Dataset records Block Start

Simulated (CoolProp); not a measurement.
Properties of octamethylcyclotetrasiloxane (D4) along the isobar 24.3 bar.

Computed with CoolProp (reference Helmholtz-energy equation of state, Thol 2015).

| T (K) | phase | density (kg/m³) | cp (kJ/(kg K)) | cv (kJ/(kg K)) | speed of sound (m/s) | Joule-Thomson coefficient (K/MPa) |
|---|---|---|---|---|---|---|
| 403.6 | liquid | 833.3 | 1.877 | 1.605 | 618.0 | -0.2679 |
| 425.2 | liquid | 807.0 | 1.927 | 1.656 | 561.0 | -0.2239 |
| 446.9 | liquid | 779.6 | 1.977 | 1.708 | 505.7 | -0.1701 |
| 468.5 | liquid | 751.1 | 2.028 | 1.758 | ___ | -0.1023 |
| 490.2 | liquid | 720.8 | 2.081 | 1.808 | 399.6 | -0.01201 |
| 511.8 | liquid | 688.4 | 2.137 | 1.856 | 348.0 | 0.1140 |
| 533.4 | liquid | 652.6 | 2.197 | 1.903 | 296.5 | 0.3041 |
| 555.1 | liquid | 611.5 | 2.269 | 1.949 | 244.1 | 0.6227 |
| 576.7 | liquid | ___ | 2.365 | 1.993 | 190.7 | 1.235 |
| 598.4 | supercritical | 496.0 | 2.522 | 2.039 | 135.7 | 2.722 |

Dataset records Block End

Task item:
Output all of the material, please, exactly as it stands.

Solution:
Simulated (CoolProp); not a measurement.
Properties of octamethylcyclotetrasiloxane (D4) along the isobar 24.3 bar.

Computed with CoolProp (reference Helmholtz-energy equation of state, Thol 2015).

| T (K) | phase | density (kg/m³) | cp (kJ/(kg K)) | cv (kJ/(kg K)) | speed of sound (m/s) | Joule-Thomson coefficient (K/MPa) |
|---|---|---|---|---|---|---|
| 403.6 | liquid | 833.3 | 1.877 | 1.605 | 618.0 | -0.2679 |
| 425.2 | liquid | 807.0 | 1.927 | 1.656 | 561.0 | -0.2239 |
| 446.9 | liquid | 779.6 | 1.977 | 1.708 | 505.7 | -0.1701 |
| 468.5 | liquid | 751.1 | 2.028 | 1.758 | ___ | -0.1023 |
| 490.2 | liquid | 720.8 | 2.081 | 1.808 | 399.6 | -0.01201 |
| 511.8 | liquid | 688.4 | 2.137 | 1.856 | 348.0 | 0.1140 |
| 533.4 | liquid | 652.6 | 2.197 | 1.903 | 296.5 | 0.3041 |
| 555.1 | liquid | 611.5 | 2.269 | 1.949 | 244.1 | 0.6227 |
| 576.7 | liquid | ___ | 2.365 | 1.993 | 190.7 | 1.235 |
| 598.4 | supercritical | 496.0 | 2.522 | 2.039 | 135.7 | 2.722 |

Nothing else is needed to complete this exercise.